> Work request
Set down the material exactly as given, please, from its first line through the line that includes "Hardware: Arm Neoverse".

> Dataset excerpts
----------

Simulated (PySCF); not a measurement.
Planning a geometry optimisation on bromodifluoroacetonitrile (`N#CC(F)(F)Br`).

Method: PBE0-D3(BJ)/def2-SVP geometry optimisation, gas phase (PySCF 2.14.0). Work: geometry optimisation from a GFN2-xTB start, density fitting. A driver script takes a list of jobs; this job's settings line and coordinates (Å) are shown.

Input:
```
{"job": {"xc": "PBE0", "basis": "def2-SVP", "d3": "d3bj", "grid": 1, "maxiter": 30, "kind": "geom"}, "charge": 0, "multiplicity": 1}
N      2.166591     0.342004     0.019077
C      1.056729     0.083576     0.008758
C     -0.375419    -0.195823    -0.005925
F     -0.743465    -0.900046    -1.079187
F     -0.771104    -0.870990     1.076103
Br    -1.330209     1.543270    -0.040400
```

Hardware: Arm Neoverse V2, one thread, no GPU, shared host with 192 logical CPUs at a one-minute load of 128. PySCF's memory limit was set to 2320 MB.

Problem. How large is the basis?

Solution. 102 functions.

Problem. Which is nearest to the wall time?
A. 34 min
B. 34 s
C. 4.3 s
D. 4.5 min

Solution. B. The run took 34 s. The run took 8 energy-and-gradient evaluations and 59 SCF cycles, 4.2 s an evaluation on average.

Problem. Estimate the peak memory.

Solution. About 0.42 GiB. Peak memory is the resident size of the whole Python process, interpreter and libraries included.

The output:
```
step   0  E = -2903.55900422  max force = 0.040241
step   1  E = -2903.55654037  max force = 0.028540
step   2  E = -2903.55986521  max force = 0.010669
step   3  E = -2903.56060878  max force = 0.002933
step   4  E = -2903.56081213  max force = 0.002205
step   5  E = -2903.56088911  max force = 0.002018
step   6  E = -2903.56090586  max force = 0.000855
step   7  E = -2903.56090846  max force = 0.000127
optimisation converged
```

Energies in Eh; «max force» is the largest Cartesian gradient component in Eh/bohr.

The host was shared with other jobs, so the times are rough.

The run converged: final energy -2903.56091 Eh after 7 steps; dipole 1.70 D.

----------

> Exercise response
Simulated (PySCF); not a measurement.
Planning a geometry optimisation on bromodifluoroacetonitrile (`N#CC(F)(F)Br`).

Method: PBE0-D3(BJ)/def2-SVP geometry optimisation, gas phase (PySCF 2.14.0). Work: geometry optimisation from a GFN2-xTB start, density fitting. A driver script takes a list of jobs; this job's settings line and coordinates (Å) are shown.

Input:
```
{"job": {"xc": "PBE0", "basis": "def2-SVP", "d3": "d3bj", "grid": 1, "maxiter": 30, "kind": "geom"}, "charge": 0, "multiplicity": 1}
N      2.166591     0.342004     0.019077
C      1.056729     0.083576     0.008758
C     -0.375419    -0.195823    -0.005925
F     -0.743465    -0.900046    -1.079187
F     -0.771104    -0.870990     1.076103
Br    -1.330209     1.543270    -0.040400
```

Hardware: Arm Neoverse V2, one thread, no GPU, shared host with 192 logical CPUs at a one-minute load of 128. PySCF's memory limit was set to 2320 MB.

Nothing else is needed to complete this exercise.